> _Work task_
Repeat only the lines running from the beginning of the material through the line that contains "-0.719 | 0.644 |".

START Supplied data

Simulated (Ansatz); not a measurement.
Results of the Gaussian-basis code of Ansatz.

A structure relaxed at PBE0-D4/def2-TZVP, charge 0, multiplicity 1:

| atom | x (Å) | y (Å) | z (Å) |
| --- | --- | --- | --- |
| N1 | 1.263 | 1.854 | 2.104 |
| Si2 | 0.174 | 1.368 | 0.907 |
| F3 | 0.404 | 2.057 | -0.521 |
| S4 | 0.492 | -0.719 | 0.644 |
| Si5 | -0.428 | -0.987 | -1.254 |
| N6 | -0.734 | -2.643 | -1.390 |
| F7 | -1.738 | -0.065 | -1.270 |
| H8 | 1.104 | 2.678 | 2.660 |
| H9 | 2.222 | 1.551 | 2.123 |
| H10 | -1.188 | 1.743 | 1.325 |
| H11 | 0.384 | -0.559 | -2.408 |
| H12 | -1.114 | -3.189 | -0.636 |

END Supplied data

> _Expected answer_
Simulated (Ansatz); not a measurement.
Results of the Gaussian-basis code of Ansatz.

A structure relaxed at PBE0-D4/def2-TZVP, charge 0, multiplicity 1:

| atom | x (Å) | y (Å) | z (Å) |
| --- | --- | --- | --- |
| N1 | 1.263 | 1.854 | 2.104 |
| Si2 | 0.174 | 1.368 | 0.907 |
| F3 | 0.404 | 2.057 | -0.521 |
| S4 | 0.492 | -0.719 | 0.644 |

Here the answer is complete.